━━━━━ RECORD SET

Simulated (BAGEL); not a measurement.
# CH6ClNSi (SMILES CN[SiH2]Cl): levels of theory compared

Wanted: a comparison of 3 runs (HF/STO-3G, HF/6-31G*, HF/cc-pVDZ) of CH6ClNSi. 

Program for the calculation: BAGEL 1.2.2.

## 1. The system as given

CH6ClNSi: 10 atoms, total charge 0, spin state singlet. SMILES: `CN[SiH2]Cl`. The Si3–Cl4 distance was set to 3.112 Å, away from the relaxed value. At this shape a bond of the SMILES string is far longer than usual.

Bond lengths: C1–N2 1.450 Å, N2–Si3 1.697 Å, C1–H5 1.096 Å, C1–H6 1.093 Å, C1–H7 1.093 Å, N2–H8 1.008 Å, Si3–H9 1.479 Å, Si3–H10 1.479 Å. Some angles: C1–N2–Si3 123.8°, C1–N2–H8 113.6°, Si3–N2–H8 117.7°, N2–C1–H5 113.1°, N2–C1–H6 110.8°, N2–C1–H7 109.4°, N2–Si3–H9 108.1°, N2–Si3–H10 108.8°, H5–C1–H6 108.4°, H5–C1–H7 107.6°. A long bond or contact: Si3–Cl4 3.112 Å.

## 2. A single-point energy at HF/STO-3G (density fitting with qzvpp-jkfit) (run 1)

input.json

━━━━━━━━━━

ASSIGNMENT: Write the opening line of the data above and every line after it, exactly, stopping once you have written the line with "## 2. A single-point".

SOLUTION:
Simulated (BAGEL); not a measurement.
# CH6ClNSi (SMILES CN[SiH2]Cl): levels of theory compared

Wanted: a comparison of 3 runs (HF/STO-3G, HF/6-31G*, HF/cc-pVDZ) of CH6ClNSi. 

Program for the calculation: BAGEL 1.2.2.

## 1. The system as given

CH6ClNSi: 10 atoms, total charge 0, spin state singlet. SMILES: `CN[SiH2]Cl`. The Si3–Cl4 distance was set to 3.112 Å, away from the relaxed value. At this shape a bond of the SMILES string is far longer than usual.

Bond lengths: C1–N2 1.450 Å, N2–Si3 1.697 Å, C1–H5 1.096 Å, C1–H6 1.093 Å, C1–H7 1.093 Å, N2–H8 1.008 Å, Si3–H9 1.479 Å, Si3–H10 1.479 Å. Some angles: C1–N2–Si3 123.8°, C1–N2–H8 113.6°, Si3–N2–H8 117.7°, N2–C1–H5 113.1°, N2–C1–H6 110.8°, N2–C1–H7 109.4°, N2–Si3–H9 108.1°, N2–Si3–H10 108.8°, H5–C1–H6 108.4°, H5–C1–H7 107.6°. A long bond or contact: Si3–Cl4 3.112 Å.

## 2. A single-point energy at HF/STO-3G (density fitting with qzvpp-jkfit) (run 1)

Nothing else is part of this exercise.